Dataset |
========================================

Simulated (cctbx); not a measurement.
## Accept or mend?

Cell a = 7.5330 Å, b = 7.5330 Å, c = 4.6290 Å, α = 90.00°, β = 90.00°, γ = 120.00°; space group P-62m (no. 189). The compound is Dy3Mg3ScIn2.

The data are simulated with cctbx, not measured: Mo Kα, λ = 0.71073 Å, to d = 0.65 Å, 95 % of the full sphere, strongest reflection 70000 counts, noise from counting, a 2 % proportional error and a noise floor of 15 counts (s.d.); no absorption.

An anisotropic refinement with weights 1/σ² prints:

========================================

Assigned task | So that nothing is lost, restate all the material word for word.

Answer section |
Simulated (cctbx); not a measurement.
## Accept or mend?

Cell a = 7.5330 Å, b = 7.5330 Å, c = 4.6290 Å, α = 90.00°, β = 90.00°, γ = 120.00°; space group P-62m (no. 189). The compound is Dy3Mg3ScIn2.

The data are simulated with cctbx, not measured: Mo Kα, λ = 0.71073 Å, to d = 0.65 Å, 95 % of the full sphere, strongest reflection 70000 counts, noise from counting, a 2 % proportional error and a noise floor of 15 counts (s.d.); no absorption.

An anisotropic refinement with weights 1/σ² prints:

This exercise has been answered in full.